■ ■ ■ ■ ■ ■ ■
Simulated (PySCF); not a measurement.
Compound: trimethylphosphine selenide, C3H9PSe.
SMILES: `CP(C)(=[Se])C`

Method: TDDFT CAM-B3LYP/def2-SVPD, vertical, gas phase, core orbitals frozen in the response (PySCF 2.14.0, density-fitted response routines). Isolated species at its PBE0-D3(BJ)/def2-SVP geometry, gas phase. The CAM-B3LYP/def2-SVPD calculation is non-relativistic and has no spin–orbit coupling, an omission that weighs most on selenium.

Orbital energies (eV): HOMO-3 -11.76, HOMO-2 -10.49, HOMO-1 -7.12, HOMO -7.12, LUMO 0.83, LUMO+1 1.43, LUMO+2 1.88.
■ ■ ■ ■ ■ ■ ■

[Work request] When you write the entries out again, keep every word and mark exactly as it is.

[Task answer]
Simulated (PySCF); not a measurement.
Compound: trimethylphosphine selenide, C3H9PSe.
SMILES: `CP(C)(=[Se])C`

Method: TDDFT CAM-B3LYP/def2-SVPD, vertical, gas phase, core orbitals frozen in the response (PySCF 2.14.0, density-fitted response routines). Isolated species at its PBE0-D3(BJ)/def2-SVP geometry, gas phase. The CAM-B3LYP/def2-SVPD calculation is non-relativistic and has no spin–orbit coupling, an omission that weighs most on selenium.

Orbital energies (eV): HOMO-3 -11.76, HOMO-2 -10.49, HOMO-1 -7.12, HOMO -7.12, LUMO 0.83, LUMO+1 1.43, LUMO+2 1.88.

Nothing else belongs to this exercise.